--- Dataset extract Enclosed Below ---

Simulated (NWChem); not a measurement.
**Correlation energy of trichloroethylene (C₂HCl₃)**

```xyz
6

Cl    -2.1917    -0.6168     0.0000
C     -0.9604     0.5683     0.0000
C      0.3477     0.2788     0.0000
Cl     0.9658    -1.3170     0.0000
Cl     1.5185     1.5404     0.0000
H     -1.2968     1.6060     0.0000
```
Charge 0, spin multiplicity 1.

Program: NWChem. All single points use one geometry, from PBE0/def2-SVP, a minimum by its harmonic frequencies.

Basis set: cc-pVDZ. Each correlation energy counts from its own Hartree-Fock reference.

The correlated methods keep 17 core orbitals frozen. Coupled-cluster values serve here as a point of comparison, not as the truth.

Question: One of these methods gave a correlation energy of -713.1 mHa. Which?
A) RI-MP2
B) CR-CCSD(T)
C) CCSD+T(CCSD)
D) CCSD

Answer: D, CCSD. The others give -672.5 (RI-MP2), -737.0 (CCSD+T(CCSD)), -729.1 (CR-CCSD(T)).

--- End of Enclosed Dataset extract ---

• [Assigned task]: Repeat each record verbatim.

• [Exercise answer]:
Simulated (NWChem); not a measurement.
**Correlation energy of trichloroethylene (C₂HCl₃)**

```xyz
6

Cl    -2.1917    -0.6168     0.0000
C     -0.9604     0.5683     0.0000
C      0.3477     0.2788     0.0000
Cl     0.9658    -1.3170     0.0000
Cl     1.5185     1.5404     0.0000
H     -1.2968     1.6060     0.0000
```
Charge 0, spin multiplicity 1.

Program: NWChem. All single points use one geometry, from PBE0/def2-SVP, a minimum by its harmonic frequencies.

Basis set: cc-pVDZ. Each correlation energy counts from its own Hartree-Fock reference.

The correlated methods keep 17 core orbitals frozen. Coupled-cluster values serve here as a point of comparison, not as the truth.

Question: One of these methods gave a correlation energy of -713.1 mHa. Which?
A) RI-MP2
B) CR-CCSD(T)
C) CCSD+T(CCSD)
D) CCSD

Answer: D, CCSD. The others give -672.5 (RI-MP2), -737.0 (CCSD+T(CCSD)), -729.1 (CR-CCSD(T)).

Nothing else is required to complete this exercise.